Counting the line with "Solution. 0.016 eV/Å." as the last one, copy out the lines of the data exactly from the first onward.

########

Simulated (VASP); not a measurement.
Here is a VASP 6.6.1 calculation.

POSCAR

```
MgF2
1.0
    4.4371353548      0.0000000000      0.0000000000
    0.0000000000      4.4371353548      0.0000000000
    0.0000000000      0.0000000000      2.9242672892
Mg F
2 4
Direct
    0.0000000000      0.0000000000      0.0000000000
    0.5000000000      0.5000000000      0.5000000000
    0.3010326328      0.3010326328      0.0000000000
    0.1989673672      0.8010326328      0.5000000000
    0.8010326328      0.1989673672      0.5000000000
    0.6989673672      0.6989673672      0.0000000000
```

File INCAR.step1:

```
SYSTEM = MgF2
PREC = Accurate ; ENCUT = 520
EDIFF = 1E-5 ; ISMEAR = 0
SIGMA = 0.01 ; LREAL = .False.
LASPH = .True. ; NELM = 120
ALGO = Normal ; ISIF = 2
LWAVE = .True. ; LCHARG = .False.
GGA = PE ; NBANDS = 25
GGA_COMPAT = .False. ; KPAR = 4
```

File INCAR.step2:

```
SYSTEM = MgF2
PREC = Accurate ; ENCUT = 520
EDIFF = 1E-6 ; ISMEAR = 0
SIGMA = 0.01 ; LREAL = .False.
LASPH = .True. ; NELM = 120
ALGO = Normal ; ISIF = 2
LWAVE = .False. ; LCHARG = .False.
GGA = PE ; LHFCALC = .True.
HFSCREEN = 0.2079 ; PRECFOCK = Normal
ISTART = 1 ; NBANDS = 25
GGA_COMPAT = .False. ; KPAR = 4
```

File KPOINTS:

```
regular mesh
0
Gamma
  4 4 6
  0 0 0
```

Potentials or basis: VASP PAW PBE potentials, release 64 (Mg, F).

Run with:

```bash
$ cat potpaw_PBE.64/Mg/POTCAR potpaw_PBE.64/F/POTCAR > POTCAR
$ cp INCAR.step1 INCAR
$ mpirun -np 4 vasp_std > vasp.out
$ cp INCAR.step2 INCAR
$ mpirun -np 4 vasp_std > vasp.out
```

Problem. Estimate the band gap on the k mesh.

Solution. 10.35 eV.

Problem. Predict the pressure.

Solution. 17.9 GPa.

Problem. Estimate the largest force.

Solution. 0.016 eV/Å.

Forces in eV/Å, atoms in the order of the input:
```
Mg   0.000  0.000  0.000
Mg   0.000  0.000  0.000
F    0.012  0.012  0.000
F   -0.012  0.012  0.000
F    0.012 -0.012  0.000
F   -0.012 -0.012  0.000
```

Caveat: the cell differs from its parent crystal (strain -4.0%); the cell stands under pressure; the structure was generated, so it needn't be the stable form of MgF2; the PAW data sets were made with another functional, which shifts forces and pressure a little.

########

> [ANSWER BOX]:
Simulated (VASP); not a measurement.
Here is a VASP 6.6.1 calculation.

POSCAR

```
MgF2
1.0
    4.4371353548      0.0000000000      0.0000000000
    0.0000000000      4.4371353548      0.0000000000
    0.0000000000      0.0000000000      2.9242672892
Mg F
2 4
Direct
    0.0000000000      0.0000000000      0.0000000000
    0.5000000000      0.5000000000      0.5000000000
    0.3010326328      0.3010326328      0.0000000000
    0.1989673672      0.8010326328      0.5000000000
    0.8010326328      0.1989673672      0.5000000000
    0.6989673672      0.6989673672      0.0000000000
```

File INCAR.step1:

```
SYSTEM = MgF2
PREC = Accurate ; ENCUT = 520
EDIFF = 1E-5 ; ISMEAR = 0
SIGMA = 0.01 ; LREAL = .False.
LASPH = .True. ; NELM = 120
ALGO = Normal ; ISIF = 2
LWAVE = .True. ; LCHARG = .False.
GGA = PE ; NBANDS = 25
GGA_COMPAT = .False. ; KPAR = 4
```

File INCAR.step2:

```
SYSTEM = MgF2
PREC = Accurate ; ENCUT = 520
EDIFF = 1E-6 ; ISMEAR = 0
SIGMA = 0.01 ; LREAL = .False.
LASPH = .True. ; NELM = 120
ALGO = Normal ; ISIF = 2
LWAVE = .False. ; LCHARG = .False.
GGA = PE ; LHFCALC = .True.
HFSCREEN = 0.2079 ; PRECFOCK = Normal
ISTART = 1 ; NBANDS = 25
GGA_COMPAT = .False. ; KPAR = 4
```

File KPOINTS:

```
regular mesh
0
Gamma
  4 4 6
  0 0 0
```

Potentials or basis: VASP PAW PBE potentials, release 64 (Mg, F).

Run with:

```bash
$ cat potpaw_PBE.64/Mg/POTCAR potpaw_PBE.64/F/POTCAR > POTCAR
$ cp INCAR.step1 INCAR
$ mpirun -np 4 vasp_std > vasp.out
$ cp INCAR.step2 INCAR
$ mpirun -np 4 vasp_std > vasp.out
```

Problem. Estimate the band gap on the k mesh.

Solution. 10.35 eV.

Problem. Predict the pressure.

Solution. 17.9 GPa.

Problem. Estimate the largest force.

Solution. 0.016 eV/Å.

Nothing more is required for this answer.